▶ _Work order_: The records below must be retyped exactly.

▶ _Information given_:
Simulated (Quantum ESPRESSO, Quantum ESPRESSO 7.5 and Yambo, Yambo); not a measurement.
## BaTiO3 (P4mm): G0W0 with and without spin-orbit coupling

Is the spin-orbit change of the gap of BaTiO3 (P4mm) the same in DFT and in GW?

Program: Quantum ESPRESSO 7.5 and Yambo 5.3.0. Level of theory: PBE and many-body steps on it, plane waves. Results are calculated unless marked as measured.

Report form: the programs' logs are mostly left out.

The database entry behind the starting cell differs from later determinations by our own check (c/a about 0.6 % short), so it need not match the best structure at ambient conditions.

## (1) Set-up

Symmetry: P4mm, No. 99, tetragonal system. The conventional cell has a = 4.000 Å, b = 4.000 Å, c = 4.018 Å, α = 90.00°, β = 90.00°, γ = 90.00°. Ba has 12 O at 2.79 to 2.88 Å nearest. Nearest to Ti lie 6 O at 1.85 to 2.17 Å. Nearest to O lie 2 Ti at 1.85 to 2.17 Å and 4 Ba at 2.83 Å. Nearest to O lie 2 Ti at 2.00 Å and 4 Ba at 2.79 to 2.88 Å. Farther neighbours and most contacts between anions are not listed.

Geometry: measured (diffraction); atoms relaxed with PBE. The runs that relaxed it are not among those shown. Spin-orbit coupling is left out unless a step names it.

▶ _Exercise solution_:
Simulated (Quantum ESPRESSO, Quantum ESPRESSO 7.5 and Yambo, Yambo); not a measurement.
## BaTiO3 (P4mm): G0W0 with and without spin-orbit coupling

Is the spin-orbit change of the gap of BaTiO3 (P4mm) the same in DFT and in GW?

Program: Quantum ESPRESSO 7.5 and Yambo 5.3.0. Level of theory: PBE and many-body steps on it, plane waves. Results are calculated unless marked as measured.

Report form: the programs' logs are mostly left out.

The database entry behind the starting cell differs from later determinations by our own check (c/a about 0.6 % short), so it need not match the best structure at ambient conditions.

## (1) Set-up

Symmetry: P4mm, No. 99, tetragonal system. The conventional cell has a = 4.000 Å, b = 4.000 Å, c = 4.018 Å, α = 90.00°, β = 90.00°, γ = 90.00°. Ba has 12 O at 2.79 to 2.88 Å nearest. Nearest to Ti lie 6 O at 1.85 to 2.17 Å. Nearest to O lie 2 Ti at 1.85 to 2.17 Å and 4 Ba at 2.83 Å. Nearest to O lie 2 Ti at 2.00 Å and 4 Ba at 2.79 to 2.88 Å. Farther neighbours and most contacts between anions are not listed.

Geometry: measured (diffraction); atoms relaxed with PBE. The runs that relaxed it are not among those shown. Spin-orbit coupling is left out unless a step names it.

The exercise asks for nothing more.